================

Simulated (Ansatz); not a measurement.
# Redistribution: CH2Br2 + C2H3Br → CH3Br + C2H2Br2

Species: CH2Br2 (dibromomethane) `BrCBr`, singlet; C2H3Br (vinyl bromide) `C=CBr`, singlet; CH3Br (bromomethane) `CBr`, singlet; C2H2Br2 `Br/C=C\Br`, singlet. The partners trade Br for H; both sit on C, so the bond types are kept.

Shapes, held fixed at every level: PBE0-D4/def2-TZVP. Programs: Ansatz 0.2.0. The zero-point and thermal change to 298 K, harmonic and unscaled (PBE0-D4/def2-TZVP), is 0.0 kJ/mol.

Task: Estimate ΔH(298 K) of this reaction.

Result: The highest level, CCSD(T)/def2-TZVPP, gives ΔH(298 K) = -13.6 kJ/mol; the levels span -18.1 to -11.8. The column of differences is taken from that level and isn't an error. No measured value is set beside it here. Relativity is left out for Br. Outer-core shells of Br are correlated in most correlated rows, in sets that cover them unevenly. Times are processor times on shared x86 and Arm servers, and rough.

================

From the entries above, print the lines beginning at the one with "Shapes, held fixed" and stopping after the one with "Task: Estimate ΔH(298 K) of this reaction.", exactly as written and with nothing else.

Response:
Shapes, held fixed at every level: PBE0-D4/def2-TZVP. Programs: Ansatz 0.2.0. The zero-point and thermal change to 298 K, harmonic and unscaled (PBE0-D4/def2-TZVP), is 0.0 kJ/mol.

Task: Estimate ΔH(298 K) of this reaction.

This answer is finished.